Record extracts »
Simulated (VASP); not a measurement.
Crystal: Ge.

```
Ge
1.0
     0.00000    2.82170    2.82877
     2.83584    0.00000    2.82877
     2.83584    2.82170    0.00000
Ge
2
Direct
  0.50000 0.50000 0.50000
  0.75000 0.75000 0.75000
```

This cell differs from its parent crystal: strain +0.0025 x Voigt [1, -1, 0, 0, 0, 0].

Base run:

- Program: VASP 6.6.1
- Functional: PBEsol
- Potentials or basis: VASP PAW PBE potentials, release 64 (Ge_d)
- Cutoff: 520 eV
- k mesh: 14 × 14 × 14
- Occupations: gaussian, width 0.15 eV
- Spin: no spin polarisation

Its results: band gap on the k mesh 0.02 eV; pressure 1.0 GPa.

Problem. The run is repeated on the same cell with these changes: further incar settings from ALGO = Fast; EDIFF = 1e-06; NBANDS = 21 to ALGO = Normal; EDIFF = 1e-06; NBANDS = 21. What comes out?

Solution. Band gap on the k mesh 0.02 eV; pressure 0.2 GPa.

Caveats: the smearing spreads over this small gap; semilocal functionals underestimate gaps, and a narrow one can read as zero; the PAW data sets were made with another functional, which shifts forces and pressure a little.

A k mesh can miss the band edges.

Assignment » Going line by line, repeat the whole listing exactly.

Exercise response »
Simulated (VASP); not a measurement.
Crystal: Ge.

```
Ge
1.0
     0.00000    2.82170    2.82877
     2.83584    0.00000    2.82877
     2.83584    2.82170    0.00000
Ge
2
Direct
  0.50000 0.50000 0.50000
  0.75000 0.75000 0.75000
```

This cell differs from its parent crystal: strain +0.0025 x Voigt [1, -1, 0, 0, 0, 0].

Base run:

- Program: VASP 6.6.1
- Functional: PBEsol
- Potentials or basis: VASP PAW PBE potentials, release 64 (Ge_d)
- Cutoff: 520 eV
- k mesh: 14 × 14 × 14
- Occupations: gaussian, width 0.15 eV
- Spin: no spin polarisation

Its results: band gap on the k mesh 0.02 eV; pressure 1.0 GPa.

Problem. The run is repeated on the same cell with these changes: further incar settings from ALGO = Fast; EDIFF = 1e-06; NBANDS = 21 to ALGO = Normal; EDIFF = 1e-06; NBANDS = 21. What comes out?

Solution. Band gap on the k mesh 0.02 eV; pressure 0.2 GPa.

Caveats: the smearing spreads over this small gap; semilocal functionals underestimate gaps, and a narrow one can read as zero; the PAW data sets were made with another functional, which shifts forces and pressure a little.

A k mesh can miss the band edges.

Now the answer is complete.